- **ACTION ITEM**
Repeat the whole listing below exactly as it reads.

======== DATA EXCERPTS ========

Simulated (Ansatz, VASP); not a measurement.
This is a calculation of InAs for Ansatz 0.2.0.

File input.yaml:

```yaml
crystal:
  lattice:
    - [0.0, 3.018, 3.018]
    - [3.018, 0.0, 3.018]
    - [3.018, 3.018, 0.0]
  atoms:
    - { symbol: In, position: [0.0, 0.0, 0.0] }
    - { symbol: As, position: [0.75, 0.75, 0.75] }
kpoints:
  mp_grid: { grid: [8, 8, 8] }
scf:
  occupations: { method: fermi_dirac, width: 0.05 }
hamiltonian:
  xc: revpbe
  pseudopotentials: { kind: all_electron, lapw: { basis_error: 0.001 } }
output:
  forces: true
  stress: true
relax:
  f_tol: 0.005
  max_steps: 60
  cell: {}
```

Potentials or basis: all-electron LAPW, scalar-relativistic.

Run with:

========

- **RESPONSE BOX**
Simulated (Ansatz, VASP); not a measurement.
This is a calculation of InAs for Ansatz 0.2.0.

File input.yaml:

```yaml
crystal:
  lattice:
    - [0.0, 3.018, 3.018]
    - [3.018, 0.0, 3.018]
    - [3.018, 3.018, 0.0]
  atoms:
    - { symbol: In, position: [0.0, 0.0, 0.0] }
    - { symbol: As, position: [0.75, 0.75, 0.75] }
kpoints:
  mp_grid: { grid: [8, 8, 8] }
scf:
  occupations: { method: fermi_dirac, width: 0.05 }
hamiltonian:
  xc: revpbe
  pseudopotentials: { kind: all_electron, lapw: { basis_error: 0.001 } }
output:
  forces: true
  stress: true
relax:
  f_tol: 0.005
  max_steps: 60
  cell: {}
```

Potentials or basis: all-electron LAPW, scalar-relativistic.

Run with:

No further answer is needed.